################

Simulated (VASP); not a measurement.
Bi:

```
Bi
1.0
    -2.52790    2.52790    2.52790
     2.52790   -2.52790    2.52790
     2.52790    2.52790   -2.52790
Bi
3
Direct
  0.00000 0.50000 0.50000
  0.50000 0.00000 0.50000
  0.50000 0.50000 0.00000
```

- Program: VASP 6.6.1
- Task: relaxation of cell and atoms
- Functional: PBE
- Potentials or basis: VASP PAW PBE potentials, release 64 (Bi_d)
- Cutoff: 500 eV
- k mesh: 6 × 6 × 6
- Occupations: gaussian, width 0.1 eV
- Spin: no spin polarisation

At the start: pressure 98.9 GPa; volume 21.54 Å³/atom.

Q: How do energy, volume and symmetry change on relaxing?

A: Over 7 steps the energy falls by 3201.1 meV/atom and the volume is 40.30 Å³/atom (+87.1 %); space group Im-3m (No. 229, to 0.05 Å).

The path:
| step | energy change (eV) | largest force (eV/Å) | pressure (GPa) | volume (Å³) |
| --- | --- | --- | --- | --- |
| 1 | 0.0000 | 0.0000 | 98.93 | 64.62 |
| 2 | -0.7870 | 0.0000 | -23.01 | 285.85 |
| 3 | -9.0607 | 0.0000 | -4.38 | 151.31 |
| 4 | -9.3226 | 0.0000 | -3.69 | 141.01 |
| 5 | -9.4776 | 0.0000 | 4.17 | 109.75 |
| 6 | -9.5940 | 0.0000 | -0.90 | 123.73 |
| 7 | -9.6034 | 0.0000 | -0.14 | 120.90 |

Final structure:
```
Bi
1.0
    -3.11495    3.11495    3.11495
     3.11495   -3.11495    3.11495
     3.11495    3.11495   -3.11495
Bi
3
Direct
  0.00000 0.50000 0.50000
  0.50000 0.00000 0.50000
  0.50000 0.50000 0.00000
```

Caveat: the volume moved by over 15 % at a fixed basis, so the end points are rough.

################

### Required action
Above is a listing; print exactly its lines from the one with "A: Over 7 steps" through the one with "-0.14 | 120.90 |", and no other lines.

### Worked solution
A: Over 7 steps the energy falls by 3201.1 meV/atom and the volume is 40.30 Å³/atom (+87.1 %); space group Im-3m (No. 229, to 0.05 Å).

The path:
| step | energy change (eV) | largest force (eV/Å) | pressure (GPa) | volume (Å³) |
| --- | --- | --- | --- | --- |
| 1 | 0.0000 | 0.0000 | 98.93 | 64.62 |
| 2 | -0.7870 | 0.0000 | -23.01 | 285.85 |
| 3 | -9.0607 | 0.0000 | -4.38 | 151.31 |
| 4 | -9.3226 | 0.0000 | -3.69 | 141.01 |
| 5 | -9.4776 | 0.0000 | 4.17 | 109.75 |
| 6 | -9.5940 | 0.0000 | -0.90 | 123.73 |
| 7 | -9.6034 | 0.0000 | -0.14 | 120.90 |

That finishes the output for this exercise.